Retype the listing without any alteration.

------ Input data ------

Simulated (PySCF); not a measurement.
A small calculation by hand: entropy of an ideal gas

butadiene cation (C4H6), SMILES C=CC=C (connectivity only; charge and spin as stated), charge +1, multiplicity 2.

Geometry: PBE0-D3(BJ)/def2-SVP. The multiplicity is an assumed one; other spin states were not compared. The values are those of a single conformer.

------

§ **Answer space**
Simulated (PySCF); not a measurement.
A small calculation by hand: entropy of an ideal gas

butadiene cation (C4H6), SMILES C=CC=C (connectivity only; charge and spin as stated), charge +1, multiplicity 2.

Geometry: PBE0-D3(BJ)/def2-SVP. The multiplicity is an assumed one; other spin states were not compared. The values are those of a single conformer.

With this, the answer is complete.